_Exercise_
Please transcribe exactly, and only, the lines of the data below between the line holding "- Gap 7.83 eV: direct" and the line holding "The ground-state density comes first.", inclusive.

**** Extracted data ****

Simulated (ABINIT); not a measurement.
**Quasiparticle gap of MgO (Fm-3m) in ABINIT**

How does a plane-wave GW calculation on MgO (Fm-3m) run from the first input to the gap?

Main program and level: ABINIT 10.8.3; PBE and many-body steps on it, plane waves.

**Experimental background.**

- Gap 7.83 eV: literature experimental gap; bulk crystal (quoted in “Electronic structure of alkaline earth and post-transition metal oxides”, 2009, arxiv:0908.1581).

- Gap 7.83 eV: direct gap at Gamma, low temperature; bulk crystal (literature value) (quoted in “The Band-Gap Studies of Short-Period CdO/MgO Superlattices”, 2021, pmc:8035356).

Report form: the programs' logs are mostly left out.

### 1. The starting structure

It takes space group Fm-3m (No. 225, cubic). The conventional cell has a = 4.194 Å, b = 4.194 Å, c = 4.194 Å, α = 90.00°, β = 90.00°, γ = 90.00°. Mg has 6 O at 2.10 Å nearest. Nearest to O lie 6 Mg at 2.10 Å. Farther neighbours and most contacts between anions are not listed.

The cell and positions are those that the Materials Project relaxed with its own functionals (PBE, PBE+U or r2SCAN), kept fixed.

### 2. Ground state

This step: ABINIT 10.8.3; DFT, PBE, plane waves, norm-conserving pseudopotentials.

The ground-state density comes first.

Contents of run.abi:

****

_Your response_
- Gap 7.83 eV: direct gap at Gamma, low temperature; bulk crystal (literature value) (quoted in “The Band-Gap Studies of Short-Period CdO/MgO Superlattices”, 2021, pmc:8035356).

Report form: the programs' logs are mostly left out.

### 1. The starting structure

It takes space group Fm-3m (No. 225, cubic). The conventional cell has a = 4.194 Å, b = 4.194 Å, c = 4.194 Å, α = 90.00°, β = 90.00°, γ = 90.00°. Mg has 6 O at 2.10 Å nearest. Nearest to O lie 6 Mg at 2.10 Å. Farther neighbours and most contacts between anions are not listed.

The cell and positions are those that the Materials Project relaxed with its own functionals (PBE, PBE+U or r2SCAN), kept fixed.

### 2. Ground state

This step: ABINIT 10.8.3; DFT, PBE, plane waves, norm-conserving pseudopotentials.

The ground-state density comes first.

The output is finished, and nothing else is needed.